────────

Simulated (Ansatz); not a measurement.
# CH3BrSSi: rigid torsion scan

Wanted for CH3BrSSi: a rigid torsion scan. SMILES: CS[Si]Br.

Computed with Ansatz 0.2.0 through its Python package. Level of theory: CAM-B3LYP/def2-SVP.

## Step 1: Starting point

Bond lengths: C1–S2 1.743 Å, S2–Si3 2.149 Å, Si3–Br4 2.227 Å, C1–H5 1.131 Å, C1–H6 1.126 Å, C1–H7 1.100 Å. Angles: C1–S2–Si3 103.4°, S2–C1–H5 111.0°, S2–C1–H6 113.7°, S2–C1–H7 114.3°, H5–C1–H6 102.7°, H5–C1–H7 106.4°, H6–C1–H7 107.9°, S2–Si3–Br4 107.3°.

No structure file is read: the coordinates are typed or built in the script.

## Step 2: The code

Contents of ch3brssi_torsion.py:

────────

- _WORK ORDER_:
Output each line of the material above. Nothing should differ from the original.

- _ANSWER SECTION_:
Simulated (Ansatz); not a measurement.
# CH3BrSSi: rigid torsion scan

Wanted for CH3BrSSi: a rigid torsion scan. SMILES: CS[Si]Br.

Computed with Ansatz 0.2.0 through its Python package. Level of theory: CAM-B3LYP/def2-SVP.

## Step 1: Starting point

Bond lengths: C1–S2 1.743 Å, S2–Si3 2.149 Å, Si3–Br4 2.227 Å, C1–H5 1.131 Å, C1–H6 1.126 Å, C1–H7 1.100 Å. Angles: C1–S2–Si3 103.4°, S2–C1–H5 111.0°, S2–C1–H6 113.7°, S2–C1–H7 114.3°, H5–C1–H6 102.7°, H5–C1–H7 106.4°, H6–C1–H7 107.9°, S2–Si3–Br4 107.3°.

No structure file is read: the coordinates are typed or built in the script.

## Step 2: The code

Contents of ch3brssi_torsion.py:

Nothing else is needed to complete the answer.